Start of DATA PROVIDED

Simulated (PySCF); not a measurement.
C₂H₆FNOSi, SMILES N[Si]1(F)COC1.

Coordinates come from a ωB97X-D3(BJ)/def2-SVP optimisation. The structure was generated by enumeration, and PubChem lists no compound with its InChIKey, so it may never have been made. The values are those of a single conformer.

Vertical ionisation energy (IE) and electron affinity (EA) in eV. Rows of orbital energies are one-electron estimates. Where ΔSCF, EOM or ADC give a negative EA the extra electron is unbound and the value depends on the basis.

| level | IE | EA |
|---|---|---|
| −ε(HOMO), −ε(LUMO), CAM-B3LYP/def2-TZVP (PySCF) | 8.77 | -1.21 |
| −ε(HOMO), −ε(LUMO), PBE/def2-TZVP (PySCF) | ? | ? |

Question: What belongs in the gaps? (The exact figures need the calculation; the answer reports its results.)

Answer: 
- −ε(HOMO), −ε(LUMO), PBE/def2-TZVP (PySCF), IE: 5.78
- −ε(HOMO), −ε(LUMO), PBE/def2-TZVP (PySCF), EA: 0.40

End of DATA PROVIDED

> **ASSIGNED TASK**
All that is needed is the exact run of lines above from the line containing "(PySCF) | ? | ? |" through the line containing "- −ε(HOMO), −ε(LUMO), PBE/def2-TZVP (PySCF), IE: 5.78", both of them included.

> **ANSWER AREA**
| −ε(HOMO), −ε(LUMO), PBE/def2-TZVP (PySCF) | ? | ? |

Question: What belongs in the gaps? (The exact figures need the calculation; the answer reports its results.)

Answer: 
- −ε(HOMO), −ε(LUMO), PBE/def2-TZVP (PySCF), IE: 5.78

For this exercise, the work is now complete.